◆ EXCERPTED RECORDS:
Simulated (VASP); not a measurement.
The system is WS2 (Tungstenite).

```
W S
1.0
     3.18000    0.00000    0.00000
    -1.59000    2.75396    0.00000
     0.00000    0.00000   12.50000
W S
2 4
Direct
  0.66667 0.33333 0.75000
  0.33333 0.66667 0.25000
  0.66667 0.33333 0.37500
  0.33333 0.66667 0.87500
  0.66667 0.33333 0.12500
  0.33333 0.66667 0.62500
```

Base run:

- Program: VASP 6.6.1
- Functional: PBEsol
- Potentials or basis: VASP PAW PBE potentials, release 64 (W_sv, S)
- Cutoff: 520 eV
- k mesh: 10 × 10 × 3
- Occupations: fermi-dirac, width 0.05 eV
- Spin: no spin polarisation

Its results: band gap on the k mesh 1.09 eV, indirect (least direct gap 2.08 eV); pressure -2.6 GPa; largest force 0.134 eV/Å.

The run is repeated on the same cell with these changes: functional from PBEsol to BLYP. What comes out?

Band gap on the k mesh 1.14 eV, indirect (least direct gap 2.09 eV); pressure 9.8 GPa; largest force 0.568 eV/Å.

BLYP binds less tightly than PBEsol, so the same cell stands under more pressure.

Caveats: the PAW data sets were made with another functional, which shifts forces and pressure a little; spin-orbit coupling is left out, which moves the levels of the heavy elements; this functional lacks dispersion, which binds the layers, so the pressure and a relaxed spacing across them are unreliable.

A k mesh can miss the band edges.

◆ ASSIGNED TASK:
Give back exactly the lines above starting at the line where "- Potentials or" appears and ending at the line where "- Spin: no spin polarisation" appears, both included, with no other lines.

◆ WRITTEN REPLY:
- Potentials or basis: VASP PAW PBE potentials, release 64 (W_sv, S)
- Cutoff: 520 eV
- k mesh: 10 × 10 × 3
- Occupations: fermi-dirac, width 0.05 eV
- Spin: no spin polarisation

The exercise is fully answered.